■ **INFORMATION PROVIDED**
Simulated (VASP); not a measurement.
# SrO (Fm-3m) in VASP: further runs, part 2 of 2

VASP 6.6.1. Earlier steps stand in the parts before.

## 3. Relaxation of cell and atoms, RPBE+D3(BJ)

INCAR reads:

■ **WORK TASK**
Repeat the data word for word.

■ **RESPONSE BOX**
Simulated (VASP); not a measurement.
# SrO (Fm-3m) in VASP: further runs, part 2 of 2

VASP 6.6.1. Earlier steps stand in the parts before.

## 3. Relaxation of cell and atoms, RPBE+D3(BJ)

INCAR reads:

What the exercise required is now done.